BEGIN

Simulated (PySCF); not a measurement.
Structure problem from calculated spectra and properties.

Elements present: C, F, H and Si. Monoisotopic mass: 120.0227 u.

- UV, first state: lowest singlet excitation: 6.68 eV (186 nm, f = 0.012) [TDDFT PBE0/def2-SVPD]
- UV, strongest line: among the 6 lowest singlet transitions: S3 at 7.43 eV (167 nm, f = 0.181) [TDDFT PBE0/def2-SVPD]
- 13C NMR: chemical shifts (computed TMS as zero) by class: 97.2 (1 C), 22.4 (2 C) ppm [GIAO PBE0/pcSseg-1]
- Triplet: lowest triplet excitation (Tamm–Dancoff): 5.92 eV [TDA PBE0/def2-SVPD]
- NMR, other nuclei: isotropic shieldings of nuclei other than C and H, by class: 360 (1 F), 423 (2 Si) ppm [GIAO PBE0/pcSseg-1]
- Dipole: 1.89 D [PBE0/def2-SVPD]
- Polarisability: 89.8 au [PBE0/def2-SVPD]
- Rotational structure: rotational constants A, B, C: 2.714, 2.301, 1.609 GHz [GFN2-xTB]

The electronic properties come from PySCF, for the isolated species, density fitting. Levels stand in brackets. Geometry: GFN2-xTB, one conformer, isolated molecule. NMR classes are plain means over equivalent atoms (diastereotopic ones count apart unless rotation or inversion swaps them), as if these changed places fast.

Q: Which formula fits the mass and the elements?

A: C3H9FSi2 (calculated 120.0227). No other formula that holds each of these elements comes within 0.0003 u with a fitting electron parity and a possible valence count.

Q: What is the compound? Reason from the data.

END

_Work order:_
Repeat exactly the lines from the first line of the records above through the line containing "- NMR, other", both included, and nothing else.

_Written response:_
Simulated (PySCF); not a measurement.
Structure problem from calculated spectra and properties.

Elements present: C, F, H and Si. Monoisotopic mass: 120.0227 u.

- UV, first state: lowest singlet excitation: 6.68 eV (186 nm, f = 0.012) [TDDFT PBE0/def2-SVPD]
- UV, strongest line: among the 6 lowest singlet transitions: S3 at 7.43 eV (167 nm, f = 0.181) [TDDFT PBE0/def2-SVPD]
- 13C NMR: chemical shifts (computed TMS as zero) by class: 97.2 (1 C), 22.4 (2 C) ppm [GIAO PBE0/pcSseg-1]
- Triplet: lowest triplet excitation (Tamm–Dancoff): 5.92 eV [TDA PBE0/def2-SVPD]
- NMR, other nuclei: isotropic shieldings of nuclei other than C and H, by class: 360 (1 F), 423 (2 Si) ppm [GIAO PBE0/pcSseg-1]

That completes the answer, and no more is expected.